◆ ◆ ◆ ◆
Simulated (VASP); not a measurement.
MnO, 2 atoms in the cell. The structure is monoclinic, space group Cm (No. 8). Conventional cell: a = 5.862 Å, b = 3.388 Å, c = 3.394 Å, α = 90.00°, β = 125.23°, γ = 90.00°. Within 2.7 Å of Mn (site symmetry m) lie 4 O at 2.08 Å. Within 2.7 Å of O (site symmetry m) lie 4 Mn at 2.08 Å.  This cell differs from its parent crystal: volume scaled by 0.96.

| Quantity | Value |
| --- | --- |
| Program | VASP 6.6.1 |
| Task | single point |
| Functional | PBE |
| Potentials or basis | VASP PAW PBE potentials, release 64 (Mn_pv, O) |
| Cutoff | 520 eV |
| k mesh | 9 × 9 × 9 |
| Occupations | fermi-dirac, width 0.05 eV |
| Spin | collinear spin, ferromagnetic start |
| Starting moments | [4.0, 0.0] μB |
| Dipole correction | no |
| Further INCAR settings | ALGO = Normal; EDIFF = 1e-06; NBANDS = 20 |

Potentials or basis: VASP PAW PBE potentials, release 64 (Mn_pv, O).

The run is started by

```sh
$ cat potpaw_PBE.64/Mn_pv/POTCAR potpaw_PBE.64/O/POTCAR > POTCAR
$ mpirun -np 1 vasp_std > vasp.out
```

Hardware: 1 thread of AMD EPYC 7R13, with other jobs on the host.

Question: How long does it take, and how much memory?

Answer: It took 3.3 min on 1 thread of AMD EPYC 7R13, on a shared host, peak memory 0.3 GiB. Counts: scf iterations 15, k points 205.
◆ ◆ ◆ ◆

* WORK INSTRUCTION
Going down the listing above, begin printing at the line with "single point |" and finish with the line with "Question: How long", exactly as they appear.

* YOUR SOLUTION
| Task | single point |
| Functional | PBE |
| Potentials or basis | VASP PAW PBE potentials, release 64 (Mn_pv, O) |
| Cutoff | 520 eV |
| k mesh | 9 × 9 × 9 |
| Occupations | fermi-dirac, width 0.05 eV |
| Spin | collinear spin, ferromagnetic start |
| Starting moments | [4.0, 0.0] μB |
| Dipole correction | no |
| Further INCAR settings | ALGO = Normal; EDIFF = 1e-06; NBANDS = 20 |

Potentials or basis: VASP PAW PBE potentials, release 64 (Mn_pv, O).

The run is started by

```sh
$ cat potpaw_PBE.64/Mn_pv/POTCAR potpaw_PBE.64/O/POTCAR > POTCAR
$ mpirun -np 1 vasp_std > vasp.out
```

Hardware: 1 thread of AMD EPYC 7R13, with other jobs on the host.

Question: How long does it take, and how much memory?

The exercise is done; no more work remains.